▶ _TASK ITEM_:
Only the lines from the beginning of the data below through the line containing "- 3s2 3p6 3d: ζ(3d)" belong in the response, each copied exactly.

---------- SUPPLIED ENTRIES
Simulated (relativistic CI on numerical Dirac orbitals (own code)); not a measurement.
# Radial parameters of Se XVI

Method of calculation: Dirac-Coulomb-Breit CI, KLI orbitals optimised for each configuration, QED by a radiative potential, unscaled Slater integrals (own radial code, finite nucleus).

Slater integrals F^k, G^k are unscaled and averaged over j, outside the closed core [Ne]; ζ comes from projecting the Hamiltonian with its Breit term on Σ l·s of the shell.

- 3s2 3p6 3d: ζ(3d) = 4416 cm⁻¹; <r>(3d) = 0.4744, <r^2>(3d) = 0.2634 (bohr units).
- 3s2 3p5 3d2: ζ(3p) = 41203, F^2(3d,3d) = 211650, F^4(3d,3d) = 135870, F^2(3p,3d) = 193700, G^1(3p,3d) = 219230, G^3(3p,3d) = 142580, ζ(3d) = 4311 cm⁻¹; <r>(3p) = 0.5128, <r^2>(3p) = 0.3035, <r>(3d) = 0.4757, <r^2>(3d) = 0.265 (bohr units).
--------------------

▶ _TASK RESULT_:
Simulated (relativistic CI on numerical Dirac orbitals (own code)); not a measurement.
# Radial parameters of Se XVI

Method of calculation: Dirac-Coulomb-Breit CI, KLI orbitals optimised for each configuration, QED by a radiative potential, unscaled Slater integrals (own radial code, finite nucleus).

Slater integrals F^k, G^k are unscaled and averaged over j, outside the closed core [Ne]; ζ comes from projecting the Hamiltonian with its Breit term on Σ l·s of the shell.

- 3s2 3p6 3d: ζ(3d) = 4416 cm⁻¹; <r>(3d) = 0.4744, <r^2>(3d) = 0.2634 (bohr units).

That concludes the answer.